* Work item *
The expected answer is the data below, retyped exactly.

* Recorded information *
......

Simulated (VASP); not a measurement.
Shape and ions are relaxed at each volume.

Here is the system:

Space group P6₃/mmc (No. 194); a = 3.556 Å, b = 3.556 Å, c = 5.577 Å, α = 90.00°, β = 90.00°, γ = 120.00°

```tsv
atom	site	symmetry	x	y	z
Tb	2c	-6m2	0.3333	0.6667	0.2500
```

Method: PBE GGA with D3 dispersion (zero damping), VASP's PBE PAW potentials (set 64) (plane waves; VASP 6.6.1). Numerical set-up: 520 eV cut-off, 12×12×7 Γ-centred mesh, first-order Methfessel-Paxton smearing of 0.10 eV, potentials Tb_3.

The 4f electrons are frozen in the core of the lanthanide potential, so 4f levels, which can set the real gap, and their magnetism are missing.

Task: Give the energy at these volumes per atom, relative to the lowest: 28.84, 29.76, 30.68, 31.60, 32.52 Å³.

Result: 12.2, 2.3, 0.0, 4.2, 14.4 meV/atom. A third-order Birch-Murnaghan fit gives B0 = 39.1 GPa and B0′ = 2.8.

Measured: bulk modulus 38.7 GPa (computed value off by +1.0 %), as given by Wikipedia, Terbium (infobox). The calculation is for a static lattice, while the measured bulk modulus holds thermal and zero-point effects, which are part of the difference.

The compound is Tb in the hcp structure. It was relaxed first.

......

* Expected answer *
Simulated (VASP); not a measurement.
Shape and ions are relaxed at each volume.

Here is the system:

Space group P6₃/mmc (No. 194); a = 3.556 Å, b = 3.556 Å, c = 5.577 Å, α = 90.00°, β = 90.00°, γ = 120.00°

```tsv
atom	site	symmetry	x	y	z
Tb	2c	-6m2	0.3333	0.6667	0.2500
```

Method: PBE GGA with D3 dispersion (zero damping), VASP's PBE PAW potentials (set 64) (plane waves; VASP 6.6.1). Numerical set-up: 520 eV cut-off, 12×12×7 Γ-centred mesh, first-order Methfessel-Paxton smearing of 0.10 eV, potentials Tb_3.

The 4f electrons are frozen in the core of the lanthanide potential, so 4f levels, which can set the real gap, and their magnetism are missing.

Task: Give the energy at these volumes per atom, relative to the lowest: 28.84, 29.76, 30.68, 31.60, 32.52 Å³.

Result: 12.2, 2.3, 0.0, 4.2, 14.4 meV/atom. A third-order Birch-Murnaghan fit gives B0 = 39.1 GPa and B0′ = 2.8.

Measured: bulk modulus 38.7 GPa (computed value off by +1.0 %), as given by Wikipedia, Terbium (infobox). The calculation is for a static lattice, while the measured bulk modulus holds thermal and zero-point effects, which are part of the difference.

The compound is Tb in the hcp structure. It was relaxed first.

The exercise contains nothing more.